Give the data again exactly, from its opening line through the line in which "Mg1–F2 1.832 Å)." appears.

◆ Data excerpts:
★ ★ ★ ★ ★
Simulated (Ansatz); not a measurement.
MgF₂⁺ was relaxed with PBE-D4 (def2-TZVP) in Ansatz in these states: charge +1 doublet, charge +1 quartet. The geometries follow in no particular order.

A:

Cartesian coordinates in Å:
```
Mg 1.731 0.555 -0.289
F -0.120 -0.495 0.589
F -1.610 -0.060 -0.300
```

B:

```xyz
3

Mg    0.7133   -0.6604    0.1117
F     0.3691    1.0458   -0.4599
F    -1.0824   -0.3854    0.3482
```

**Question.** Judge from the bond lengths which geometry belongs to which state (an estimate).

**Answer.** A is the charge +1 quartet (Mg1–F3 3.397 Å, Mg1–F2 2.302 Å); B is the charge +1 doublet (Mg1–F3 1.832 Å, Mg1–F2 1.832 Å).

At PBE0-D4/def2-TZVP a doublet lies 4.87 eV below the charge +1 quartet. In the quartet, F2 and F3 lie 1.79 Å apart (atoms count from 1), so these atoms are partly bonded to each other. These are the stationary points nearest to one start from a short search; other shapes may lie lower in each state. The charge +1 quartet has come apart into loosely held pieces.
★ ★ ★ ★ ★

◆ Answer section:
Simulated (Ansatz); not a measurement.
MgF₂⁺ was relaxed with PBE-D4 (def2-TZVP) in Ansatz in these states: charge +1 doublet, charge +1 quartet. The geometries follow in no particular order.

A:

Cartesian coordinates in Å:
```
Mg 1.731 0.555 -0.289
F -0.120 -0.495 0.589
F -1.610 -0.060 -0.300
```

B:

```xyz
3

Mg    0.7133   -0.6604    0.1117
F     0.3691    1.0458   -0.4599
F    -1.0824   -0.3854    0.3482
```

**Question.** Judge from the bond lengths which geometry belongs to which state (an estimate).

**Answer.** A is the charge +1 quartet (Mg1–F3 3.397 Å, Mg1–F2 2.302 Å); B is the charge +1 doublet (Mg1–F3 1.832 Å, Mg1–F2 1.832 Å).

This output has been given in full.